- Work item -
Each line of the data must be copied exactly.

- Listed entries -
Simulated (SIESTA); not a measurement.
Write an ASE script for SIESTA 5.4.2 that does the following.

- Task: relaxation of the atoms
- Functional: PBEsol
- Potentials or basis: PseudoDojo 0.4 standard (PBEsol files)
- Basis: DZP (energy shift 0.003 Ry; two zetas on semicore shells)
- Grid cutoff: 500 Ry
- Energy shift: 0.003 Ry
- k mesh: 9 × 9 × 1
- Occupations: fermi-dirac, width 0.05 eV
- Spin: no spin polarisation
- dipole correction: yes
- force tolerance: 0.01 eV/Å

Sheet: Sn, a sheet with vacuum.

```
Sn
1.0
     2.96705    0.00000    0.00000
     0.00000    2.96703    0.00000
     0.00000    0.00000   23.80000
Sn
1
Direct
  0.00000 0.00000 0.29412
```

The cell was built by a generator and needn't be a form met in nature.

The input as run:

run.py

- Problem solution -
Simulated (SIESTA); not a measurement.
Write an ASE script for SIESTA 5.4.2 that does the following.

- Task: relaxation of the atoms
- Functional: PBEsol
- Potentials or basis: PseudoDojo 0.4 standard (PBEsol files)
- Basis: DZP (energy shift 0.003 Ry; two zetas on semicore shells)
- Grid cutoff: 500 Ry
- Energy shift: 0.003 Ry
- k mesh: 9 × 9 × 1
- Occupations: fermi-dirac, width 0.05 eV
- Spin: no spin polarisation
- dipole correction: yes
- force tolerance: 0.01 eV/Å

Sheet: Sn, a sheet with vacuum.

```
Sn
1.0
     2.96705    0.00000    0.00000
     0.00000    2.96703    0.00000
     0.00000    0.00000   23.80000
Sn
1
Direct
  0.00000 0.00000 0.29412
```

The cell was built by a generator and needn't be a form met in nature.

The input as run:

run.py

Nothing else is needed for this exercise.